▸ **REQUIRED ACTION**
Start with the first line of the data and end with the line that holds "Wanted: the shift"; write out each one exactly.

▸ **DATA LISTING**
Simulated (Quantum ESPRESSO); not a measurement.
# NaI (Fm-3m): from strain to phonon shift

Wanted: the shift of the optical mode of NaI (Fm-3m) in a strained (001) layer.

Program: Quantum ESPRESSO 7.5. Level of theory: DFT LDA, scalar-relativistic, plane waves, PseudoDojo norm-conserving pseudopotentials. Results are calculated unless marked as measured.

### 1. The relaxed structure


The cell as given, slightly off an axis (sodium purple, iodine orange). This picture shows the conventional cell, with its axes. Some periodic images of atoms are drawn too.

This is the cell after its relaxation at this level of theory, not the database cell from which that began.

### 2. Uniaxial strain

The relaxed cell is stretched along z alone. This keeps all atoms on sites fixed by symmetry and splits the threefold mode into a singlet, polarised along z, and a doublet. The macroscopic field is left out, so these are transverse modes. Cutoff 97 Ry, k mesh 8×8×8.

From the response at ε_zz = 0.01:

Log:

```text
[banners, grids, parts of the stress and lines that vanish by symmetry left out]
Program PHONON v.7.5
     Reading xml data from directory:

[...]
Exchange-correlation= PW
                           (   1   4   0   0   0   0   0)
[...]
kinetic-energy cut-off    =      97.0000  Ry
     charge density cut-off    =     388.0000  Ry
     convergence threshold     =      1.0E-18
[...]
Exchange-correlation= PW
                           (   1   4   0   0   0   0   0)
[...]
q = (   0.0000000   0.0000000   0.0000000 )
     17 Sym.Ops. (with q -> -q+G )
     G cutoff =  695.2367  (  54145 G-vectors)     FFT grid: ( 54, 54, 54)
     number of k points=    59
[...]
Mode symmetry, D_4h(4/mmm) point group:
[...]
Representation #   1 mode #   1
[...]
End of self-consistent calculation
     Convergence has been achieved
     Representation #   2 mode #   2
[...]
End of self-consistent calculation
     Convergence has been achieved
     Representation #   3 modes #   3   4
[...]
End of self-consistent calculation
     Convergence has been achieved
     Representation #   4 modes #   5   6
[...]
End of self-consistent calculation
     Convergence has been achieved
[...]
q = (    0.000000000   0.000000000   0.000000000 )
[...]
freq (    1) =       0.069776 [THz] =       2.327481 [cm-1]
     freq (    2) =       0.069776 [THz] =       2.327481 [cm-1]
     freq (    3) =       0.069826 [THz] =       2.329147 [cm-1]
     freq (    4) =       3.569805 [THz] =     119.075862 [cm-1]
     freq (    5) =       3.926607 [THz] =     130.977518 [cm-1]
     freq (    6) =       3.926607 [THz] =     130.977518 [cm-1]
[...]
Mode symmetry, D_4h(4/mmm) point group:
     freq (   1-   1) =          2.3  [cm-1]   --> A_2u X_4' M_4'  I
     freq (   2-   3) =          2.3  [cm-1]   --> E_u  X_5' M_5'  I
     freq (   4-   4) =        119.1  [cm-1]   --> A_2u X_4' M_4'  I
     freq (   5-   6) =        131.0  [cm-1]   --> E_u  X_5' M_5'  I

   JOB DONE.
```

▸ **EXPECTED ANSWER**
Simulated (Quantum ESPRESSO); not a measurement.
# NaI (Fm-3m): from strain to phonon shift

Wanted: the shift of the optical mode of NaI (Fm-3m) in a strained (001) layer.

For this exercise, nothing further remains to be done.